> **ASSIGNMENT**: Reproduce the entries. Each one must match the original exactly.

*****

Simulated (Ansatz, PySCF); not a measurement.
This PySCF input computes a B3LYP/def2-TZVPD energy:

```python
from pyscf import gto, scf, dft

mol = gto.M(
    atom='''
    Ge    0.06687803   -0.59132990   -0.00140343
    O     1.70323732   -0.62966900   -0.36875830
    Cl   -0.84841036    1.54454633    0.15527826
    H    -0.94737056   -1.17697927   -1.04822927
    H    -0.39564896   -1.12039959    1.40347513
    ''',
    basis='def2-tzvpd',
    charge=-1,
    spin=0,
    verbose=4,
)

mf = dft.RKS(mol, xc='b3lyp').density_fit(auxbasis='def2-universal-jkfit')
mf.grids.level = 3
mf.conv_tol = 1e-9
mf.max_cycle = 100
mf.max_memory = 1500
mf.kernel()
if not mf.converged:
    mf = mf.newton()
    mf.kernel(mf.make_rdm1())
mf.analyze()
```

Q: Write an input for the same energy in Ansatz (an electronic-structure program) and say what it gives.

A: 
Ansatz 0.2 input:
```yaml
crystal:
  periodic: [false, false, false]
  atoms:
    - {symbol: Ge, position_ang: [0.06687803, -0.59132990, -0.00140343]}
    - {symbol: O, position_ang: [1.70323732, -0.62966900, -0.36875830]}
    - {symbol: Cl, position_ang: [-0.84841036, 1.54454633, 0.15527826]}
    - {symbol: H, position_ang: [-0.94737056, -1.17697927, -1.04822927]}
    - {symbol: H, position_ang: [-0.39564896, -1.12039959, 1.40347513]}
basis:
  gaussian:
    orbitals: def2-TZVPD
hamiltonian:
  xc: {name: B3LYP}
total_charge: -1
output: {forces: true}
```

*****

> **ANSWER AREA**:
Simulated (Ansatz, PySCF); not a measurement.
This PySCF input computes a B3LYP/def2-TZVPD energy:

```python
from pyscf import gto, scf, dft

mol = gto.M(
    atom='''
    Ge    0.06687803   -0.59132990   -0.00140343
    O     1.70323732   -0.62966900   -0.36875830
    Cl   -0.84841036    1.54454633    0.15527826
    H    -0.94737056   -1.17697927   -1.04822927
    H    -0.39564896   -1.12039959    1.40347513
    ''',
    basis='def2-tzvpd',
    charge=-1,
    spin=0,
    verbose=4,
)

mf = dft.RKS(mol, xc='b3lyp').density_fit(auxbasis='def2-universal-jkfit')
mf.grids.level = 3
mf.conv_tol = 1e-9
mf.max_cycle = 100
mf.max_memory = 1500
mf.kernel()
if not mf.converged:
    mf = mf.newton()
    mf.kernel(mf.make_rdm1())
mf.analyze()
```

Q: Write an input for the same energy in Ansatz (an electronic-structure program) and say what it gives.

A: 
Ansatz 0.2 input:
```yaml
crystal:
  periodic: [false, false, false]
  atoms:
    - {symbol: Ge, position_ang: [0.06687803, -0.59132990, -0.00140343]}
    - {symbol: O, position_ang: [1.70323732, -0.62966900, -0.36875830]}
    - {symbol: Cl, position_ang: [-0.84841036, 1.54454633, 0.15527826]}
    - {symbol: H, position_ang: [-0.94737056, -1.17697927, -1.04822927]}
    - {symbol: H, position_ang: [-0.39564896, -1.12039959, 1.40347513]}
basis:
  gaussian:
    orbitals: def2-TZVPD
hamiltonian:
  xc: {name: B3LYP}
total_charge: -1
output: {forces: true}
```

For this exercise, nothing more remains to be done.